→ **Record set**:
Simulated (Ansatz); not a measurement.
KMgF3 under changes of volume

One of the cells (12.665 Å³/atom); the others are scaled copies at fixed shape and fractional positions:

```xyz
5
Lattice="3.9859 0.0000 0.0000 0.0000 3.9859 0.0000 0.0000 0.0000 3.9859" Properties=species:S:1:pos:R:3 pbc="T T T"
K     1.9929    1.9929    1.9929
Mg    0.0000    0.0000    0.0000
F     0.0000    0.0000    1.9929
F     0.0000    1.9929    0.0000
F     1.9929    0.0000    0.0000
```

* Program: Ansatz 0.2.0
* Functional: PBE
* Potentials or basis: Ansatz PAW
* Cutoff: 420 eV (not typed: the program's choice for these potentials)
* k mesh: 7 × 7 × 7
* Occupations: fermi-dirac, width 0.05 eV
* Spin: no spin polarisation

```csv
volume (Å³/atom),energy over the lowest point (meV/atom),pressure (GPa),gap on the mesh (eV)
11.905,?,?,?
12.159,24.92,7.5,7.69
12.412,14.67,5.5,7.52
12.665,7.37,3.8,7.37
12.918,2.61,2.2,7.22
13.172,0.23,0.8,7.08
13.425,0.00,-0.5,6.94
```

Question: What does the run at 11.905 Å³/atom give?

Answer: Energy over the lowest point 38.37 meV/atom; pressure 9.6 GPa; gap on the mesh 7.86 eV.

→ **Assigned task**:
This calls for an exact transcription of every entry above.

→ **Task answer**:
Simulated (Ansatz); not a measurement.
KMgF3 under changes of volume

One of the cells (12.665 Å³/atom); the others are scaled copies at fixed shape and fractional positions:

```xyz
5
Lattice="3.9859 0.0000 0.0000 0.0000 3.9859 0.0000 0.0000 0.0000 3.9859" Properties=species:S:1:pos:R:3 pbc="T T T"
K     1.9929    1.9929    1.9929
Mg    0.0000    0.0000    0.0000
F     0.0000    0.0000    1.9929
F     0.0000    1.9929    0.0000
F     1.9929    0.0000    0.0000
```

* Program: Ansatz 0.2.0
* Functional: PBE
* Potentials or basis: Ansatz PAW
* Cutoff: 420 eV (not typed: the program's choice for these potentials)
* k mesh: 7 × 7 × 7
* Occupations: fermi-dirac, width 0.05 eV
* Spin: no spin polarisation

```csv
volume (Å³/atom),energy over the lowest point (meV/atom),pressure (GPa),gap on the mesh (eV)
11.905,?,?,?
12.159,24.92,7.5,7.69
12.412,14.67,5.5,7.52
12.665,7.37,3.8,7.37
12.918,2.61,2.2,7.22
13.172,0.23,0.8,7.08
13.425,0.00,-0.5,6.94
```

Question: What does the run at 11.905 Å³/atom give?

Answer: Energy over the lowest point 38.37 meV/atom; pressure 9.6 GPa; gap on the mesh 7.86 eV.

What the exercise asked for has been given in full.